- **ACTIVITY**:
Word for word, set down every line of the entries below from the line with "Quantity | Value |" to the line with "width 0.01 eV |", including both, and no other line.

--- START ---

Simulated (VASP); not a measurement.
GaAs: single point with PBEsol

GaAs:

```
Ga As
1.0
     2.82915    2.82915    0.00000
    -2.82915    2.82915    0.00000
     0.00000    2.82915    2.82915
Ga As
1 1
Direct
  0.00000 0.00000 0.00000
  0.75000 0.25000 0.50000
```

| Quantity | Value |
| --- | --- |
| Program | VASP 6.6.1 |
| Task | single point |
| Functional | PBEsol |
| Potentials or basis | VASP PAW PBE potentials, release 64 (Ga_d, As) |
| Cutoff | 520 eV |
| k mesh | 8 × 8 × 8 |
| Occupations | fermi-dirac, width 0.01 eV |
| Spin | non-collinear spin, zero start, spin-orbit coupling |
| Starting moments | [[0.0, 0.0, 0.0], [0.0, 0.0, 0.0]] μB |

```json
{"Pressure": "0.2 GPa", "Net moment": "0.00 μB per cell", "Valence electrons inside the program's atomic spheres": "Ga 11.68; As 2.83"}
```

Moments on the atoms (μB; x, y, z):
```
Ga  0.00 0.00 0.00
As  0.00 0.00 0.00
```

--- END ---

- **RESPONSE**:
| Quantity | Value |
| --- | --- |
| Program | VASP 6.6.1 |
| Task | single point |
| Functional | PBEsol |
| Potentials or basis | VASP PAW PBE potentials, release 64 (Ga_d, As) |
| Cutoff | 520 eV |
| k mesh | 8 × 8 × 8 |
| Occupations | fermi-dirac, width 0.01 eV |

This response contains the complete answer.